▶ The data:
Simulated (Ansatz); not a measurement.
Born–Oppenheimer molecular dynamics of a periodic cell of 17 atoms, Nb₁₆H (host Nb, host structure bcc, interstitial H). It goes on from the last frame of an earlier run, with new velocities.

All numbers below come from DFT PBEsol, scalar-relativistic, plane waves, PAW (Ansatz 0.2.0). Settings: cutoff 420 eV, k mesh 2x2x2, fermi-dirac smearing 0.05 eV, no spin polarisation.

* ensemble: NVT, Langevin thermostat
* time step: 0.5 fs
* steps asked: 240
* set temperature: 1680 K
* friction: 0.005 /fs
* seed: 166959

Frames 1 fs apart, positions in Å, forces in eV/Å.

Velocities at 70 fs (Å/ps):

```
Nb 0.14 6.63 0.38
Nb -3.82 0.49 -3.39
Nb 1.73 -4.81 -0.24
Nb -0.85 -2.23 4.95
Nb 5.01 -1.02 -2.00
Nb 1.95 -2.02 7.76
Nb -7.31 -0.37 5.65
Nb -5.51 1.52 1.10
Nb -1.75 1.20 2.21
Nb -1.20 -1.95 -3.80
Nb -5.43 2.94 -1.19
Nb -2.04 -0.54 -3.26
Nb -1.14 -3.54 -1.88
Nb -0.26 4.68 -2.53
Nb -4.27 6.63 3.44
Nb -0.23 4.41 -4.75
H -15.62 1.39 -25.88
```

▶ Exercise: Repeat word for word every line from the start of the entries to the line holding "NVT, Langevin thermostat", inclusive, and nothing else.

▶ Reply:
Simulated (Ansatz); not a measurement.
Born–Oppenheimer molecular dynamics of a periodic cell of 17 atoms, Nb₁₆H (host Nb, host structure bcc, interstitial H). It goes on from the last frame of an earlier run, with new velocities.

All numbers below come from DFT PBEsol, scalar-relativistic, plane waves, PAW (Ansatz 0.2.0). Settings: cutoff 420 eV, k mesh 2x2x2, fermi-dirac smearing 0.05 eV, no spin polarisation.

* ensemble: NVT, Langevin thermostat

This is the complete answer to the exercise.